### WORK TASK:
Please return the whole listing. Keep each line exactly the same.

==== DATA TO EXAMINE ====
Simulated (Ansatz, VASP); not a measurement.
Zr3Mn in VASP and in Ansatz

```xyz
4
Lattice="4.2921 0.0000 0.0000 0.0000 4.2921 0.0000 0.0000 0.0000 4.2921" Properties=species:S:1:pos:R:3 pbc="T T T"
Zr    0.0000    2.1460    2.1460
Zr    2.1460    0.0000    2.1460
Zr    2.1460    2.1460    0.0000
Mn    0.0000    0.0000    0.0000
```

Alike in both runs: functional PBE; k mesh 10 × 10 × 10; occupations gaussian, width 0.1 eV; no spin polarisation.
====

### WRITTEN RESPONSE:
Simulated (Ansatz, VASP); not a measurement.
Zr3Mn in VASP and in Ansatz

```xyz
4
Lattice="4.2921 0.0000 0.0000 0.0000 4.2921 0.0000 0.0000 0.0000 4.2921" Properties=species:S:1:pos:R:3 pbc="T T T"
Zr    0.0000    2.1460    2.1460
Zr    2.1460    0.0000    2.1460
Zr    2.1460    2.1460    0.0000
Mn    0.0000    0.0000    0.0000
```

Alike in both runs: functional PBE; k mesh 10 × 10 × 10; occupations gaussian, width 0.1 eV; no spin polarisation.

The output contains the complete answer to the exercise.